• _Brief_
What you print must match the data line for line.

□ □ □ □ □
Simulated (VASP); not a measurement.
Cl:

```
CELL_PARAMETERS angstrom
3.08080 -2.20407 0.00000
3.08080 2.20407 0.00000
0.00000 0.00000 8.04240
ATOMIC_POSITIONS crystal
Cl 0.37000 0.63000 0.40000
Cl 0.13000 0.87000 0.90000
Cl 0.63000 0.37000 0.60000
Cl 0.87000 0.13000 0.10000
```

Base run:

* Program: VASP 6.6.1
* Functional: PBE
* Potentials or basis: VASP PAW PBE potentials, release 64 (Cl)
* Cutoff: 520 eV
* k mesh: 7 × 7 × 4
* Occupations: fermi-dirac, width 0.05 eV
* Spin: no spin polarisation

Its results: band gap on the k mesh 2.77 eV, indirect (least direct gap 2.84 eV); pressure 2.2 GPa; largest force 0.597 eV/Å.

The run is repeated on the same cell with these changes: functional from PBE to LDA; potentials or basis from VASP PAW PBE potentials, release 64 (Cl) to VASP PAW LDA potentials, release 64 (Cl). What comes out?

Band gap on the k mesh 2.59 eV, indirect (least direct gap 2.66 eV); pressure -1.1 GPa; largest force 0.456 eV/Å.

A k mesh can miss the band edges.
□ □ □ □ □

• _Exercise result_
Simulated (VASP); not a measurement.
Cl:

```
CELL_PARAMETERS angstrom
3.08080 -2.20407 0.00000
3.08080 2.20407 0.00000
0.00000 0.00000 8.04240
ATOMIC_POSITIONS crystal
Cl 0.37000 0.63000 0.40000
Cl 0.13000 0.87000 0.90000
Cl 0.63000 0.37000 0.60000
Cl 0.87000 0.13000 0.10000
```

Base run:

* Program: VASP 6.6.1
* Functional: PBE
* Potentials or basis: VASP PAW PBE potentials, release 64 (Cl)
* Cutoff: 520 eV
* k mesh: 7 × 7 × 4
* Occupations: fermi-dirac, width 0.05 eV
* Spin: no spin polarisation

Its results: band gap on the k mesh 2.77 eV, indirect (least direct gap 2.84 eV); pressure 2.2 GPa; largest force 0.597 eV/Å.

The run is repeated on the same cell with these changes: functional from PBE to LDA; potentials or basis from VASP PAW PBE potentials, release 64 (Cl) to VASP PAW LDA potentials, release 64 (Cl). What comes out?

Band gap on the k mesh 2.59 eV, indirect (least direct gap 2.66 eV); pressure -1.1 GPa; largest force 0.456 eV/Å.

A k mesh can miss the band edges.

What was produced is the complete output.